> [Brief]: Your job is to set down the stretch of entries that opens with the line containing "Potentials or basis: VASP" and closes with the line containing "Q: Estimate the wall time of this run.". Keep both end lines, copy each exactly, and add nothing.

*** Excerpted records ***

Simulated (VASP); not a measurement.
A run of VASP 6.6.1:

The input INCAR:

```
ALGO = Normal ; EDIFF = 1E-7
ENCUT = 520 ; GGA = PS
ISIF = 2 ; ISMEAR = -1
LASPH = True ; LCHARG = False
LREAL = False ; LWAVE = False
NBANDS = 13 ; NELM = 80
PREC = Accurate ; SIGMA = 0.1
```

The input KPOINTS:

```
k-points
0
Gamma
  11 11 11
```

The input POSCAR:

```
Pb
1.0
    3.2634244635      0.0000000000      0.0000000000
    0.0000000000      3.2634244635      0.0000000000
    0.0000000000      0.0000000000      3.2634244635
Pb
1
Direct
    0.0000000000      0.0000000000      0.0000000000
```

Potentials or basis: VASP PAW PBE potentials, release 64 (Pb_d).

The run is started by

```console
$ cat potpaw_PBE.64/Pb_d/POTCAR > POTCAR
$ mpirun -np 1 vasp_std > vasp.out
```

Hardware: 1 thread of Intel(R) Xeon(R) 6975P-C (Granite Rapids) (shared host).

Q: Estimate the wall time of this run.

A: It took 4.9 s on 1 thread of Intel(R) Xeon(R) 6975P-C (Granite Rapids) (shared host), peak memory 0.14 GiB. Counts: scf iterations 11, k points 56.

*** End of Excerpted records ***

> [Answer box]:
Potentials or basis: VASP PAW PBE potentials, release 64 (Pb_d).

The run is started by

```console
$ cat potpaw_PBE.64/Pb_d/POTCAR > POTCAR
$ mpirun -np 1 vasp_std > vasp.out
```

Hardware: 1 thread of Intel(R) Xeon(R) 6975P-C (Granite Rapids) (shared host).

Q: Estimate the wall time of this run.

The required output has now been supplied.